BRIEF: Would you please return the lines of the entries below starting at the line that has "C) C[Si@@H]1N=C[SiH2]1" and ending at the line that has "D) [SiH3]C1=N[SiH2]C1", both included, exactly as they are?

RECORDS SUPPLIED:
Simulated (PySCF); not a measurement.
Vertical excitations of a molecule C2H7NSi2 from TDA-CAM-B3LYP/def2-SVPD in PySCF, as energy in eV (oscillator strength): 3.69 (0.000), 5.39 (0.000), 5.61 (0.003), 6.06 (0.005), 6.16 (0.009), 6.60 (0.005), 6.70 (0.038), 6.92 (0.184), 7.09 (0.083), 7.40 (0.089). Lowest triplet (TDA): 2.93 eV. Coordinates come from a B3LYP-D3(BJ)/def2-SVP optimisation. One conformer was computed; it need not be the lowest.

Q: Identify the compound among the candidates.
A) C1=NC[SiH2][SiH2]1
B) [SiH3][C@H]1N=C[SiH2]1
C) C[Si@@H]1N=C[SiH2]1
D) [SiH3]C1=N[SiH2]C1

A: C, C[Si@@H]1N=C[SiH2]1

WRITTEN ANSWER:
C) C[Si@@H]1N=C[SiH2]1
D) [SiH3]C1=N[SiH2]C1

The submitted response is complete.